● **Entries supplied**
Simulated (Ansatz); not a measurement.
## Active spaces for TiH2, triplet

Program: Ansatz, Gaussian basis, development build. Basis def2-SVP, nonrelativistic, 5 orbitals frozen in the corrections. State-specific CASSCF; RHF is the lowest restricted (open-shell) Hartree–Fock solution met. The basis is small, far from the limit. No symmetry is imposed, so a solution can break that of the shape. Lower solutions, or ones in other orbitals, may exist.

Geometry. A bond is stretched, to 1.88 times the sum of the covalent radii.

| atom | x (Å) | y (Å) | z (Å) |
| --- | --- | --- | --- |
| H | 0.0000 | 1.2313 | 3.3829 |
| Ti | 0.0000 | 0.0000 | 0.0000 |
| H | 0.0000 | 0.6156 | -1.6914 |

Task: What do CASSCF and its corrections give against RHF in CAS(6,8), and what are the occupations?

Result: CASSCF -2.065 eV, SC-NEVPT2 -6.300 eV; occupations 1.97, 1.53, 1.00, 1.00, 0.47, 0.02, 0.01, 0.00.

● **Assignment**
Using the material above, quote the first line and each line after it, stopping at and including the line that holds "Task: What do".

● **Answer area**
Simulated (Ansatz); not a measurement.
## Active spaces for TiH2, triplet

Program: Ansatz, Gaussian basis, development build. Basis def2-SVP, nonrelativistic, 5 orbitals frozen in the corrections. State-specific CASSCF; RHF is the lowest restricted (open-shell) Hartree–Fock solution met. The basis is small, far from the limit. No symmetry is imposed, so a solution can break that of the shape. Lower solutions, or ones in other orbitals, may exist.

Geometry. A bond is stretched, to 1.88 times the sum of the covalent radii.

| atom | x (Å) | y (Å) | z (Å) |
| --- | --- | --- | --- |
| H | 0.0000 | 1.2313 | 3.3829 |
| Ti | 0.0000 | 0.0000 | 0.0000 |
| H | 0.0000 | 0.6156 | -1.6914 |

Task: What do CASSCF and its corrections give against RHF in CAS(6,8), and what are the occupations?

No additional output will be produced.